Record excerpts below:

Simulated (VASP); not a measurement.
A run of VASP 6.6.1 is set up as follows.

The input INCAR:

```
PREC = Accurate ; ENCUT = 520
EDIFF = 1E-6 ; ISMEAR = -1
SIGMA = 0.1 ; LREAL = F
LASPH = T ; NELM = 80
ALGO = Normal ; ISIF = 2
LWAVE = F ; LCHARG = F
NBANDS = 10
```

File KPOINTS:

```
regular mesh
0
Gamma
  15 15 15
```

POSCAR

End of Record excerpts.

Reproduce the lines above. Leave each one as it is.

__Task solution__:
Simulated (VASP); not a measurement.
A run of VASP 6.6.1 is set up as follows.

The input INCAR:

```
PREC = Accurate ; ENCUT = 520
EDIFF = 1E-6 ; ISMEAR = -1
SIGMA = 0.1 ; LREAL = F
LASPH = T ; NELM = 80
ALGO = Normal ; ISIF = 2
LWAVE = F ; LCHARG = F
NBANDS = 10
```

File KPOINTS:

```
regular mesh
0
Gamma
  15 15 15
```

POSCAR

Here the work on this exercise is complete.